» Work task
Given the entries that follow, write out exactly the lines starting at the one containing "mass number 135**" and ending at the one containing "Configuration list (outside", both ends included, and only those.

» Information supplied
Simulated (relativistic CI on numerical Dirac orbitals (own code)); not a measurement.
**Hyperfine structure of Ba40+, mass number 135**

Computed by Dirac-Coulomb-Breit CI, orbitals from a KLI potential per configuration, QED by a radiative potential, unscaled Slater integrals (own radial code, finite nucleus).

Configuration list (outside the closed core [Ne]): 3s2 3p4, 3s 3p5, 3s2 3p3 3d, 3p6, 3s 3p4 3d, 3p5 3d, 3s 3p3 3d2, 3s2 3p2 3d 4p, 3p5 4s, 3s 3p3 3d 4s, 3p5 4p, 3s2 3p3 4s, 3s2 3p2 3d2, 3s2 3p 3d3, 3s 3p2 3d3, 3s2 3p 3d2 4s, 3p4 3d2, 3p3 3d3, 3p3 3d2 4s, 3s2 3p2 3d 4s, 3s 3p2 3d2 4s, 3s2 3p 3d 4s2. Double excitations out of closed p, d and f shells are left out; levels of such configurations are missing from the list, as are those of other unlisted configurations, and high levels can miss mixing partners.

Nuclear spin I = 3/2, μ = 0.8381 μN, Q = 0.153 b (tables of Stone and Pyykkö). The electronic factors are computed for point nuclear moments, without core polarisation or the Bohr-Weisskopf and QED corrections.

» Result
**Hyperfine structure of Ba40+, mass number 135**

Computed by Dirac-Coulomb-Breit CI, orbitals from a KLI potential per configuration, QED by a radiative potential, unscaled Slater integrals (own radial code, finite nucleus).

Configuration list (outside the closed core [Ne]): 3s2 3p4, 3s 3p5, 3s2 3p3 3d, 3p6, 3s 3p4 3d, 3p5 3d, 3s 3p3 3d2, 3s2 3p2 3d 4p, 3p5 4s, 3s 3p3 3d 4s, 3p5 4p, 3s2 3p3 4s, 3s2 3p2 3d2, 3s2 3p 3d3, 3s 3p2 3d3, 3s2 3p 3d2 4s, 3p4 3d2, 3p3 3d3, 3p3 3d2 4s, 3s2 3p2 3d 4s, 3s 3p2 3d2 4s, 3s2 3p 3d 4s2. Double excitations out of closed p, d and f shells are left out; levels of such configurations are missing from the list, as are those of other unlisted configurations, and high levels can miss mixing partners.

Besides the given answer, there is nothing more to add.